Copy the records below exactly. Include all of them.

__________
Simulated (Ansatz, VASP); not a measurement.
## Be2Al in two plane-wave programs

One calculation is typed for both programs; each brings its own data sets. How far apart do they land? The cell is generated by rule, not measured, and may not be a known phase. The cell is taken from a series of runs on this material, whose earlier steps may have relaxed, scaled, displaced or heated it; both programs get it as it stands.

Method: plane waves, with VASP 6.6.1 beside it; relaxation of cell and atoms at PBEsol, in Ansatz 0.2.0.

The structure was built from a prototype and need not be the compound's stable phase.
__________

## EXERCISE ANSWER
Simulated (Ansatz, VASP); not a measurement.
## Be2Al in two plane-wave programs

One calculation is typed for both programs; each brings its own data sets. How far apart do they land? The cell is generated by rule, not measured, and may not be a known phase. The cell is taken from a series of runs on this material, whose earlier steps may have relaxed, scaled, displaced or heated it; both programs get it as it stands.

Method: plane waves, with VASP 6.6.1 beside it; relaxation of cell and atoms at PBEsol, in Ansatz 0.2.0.

The structure was built from a prototype and need not be the compound's stable phase.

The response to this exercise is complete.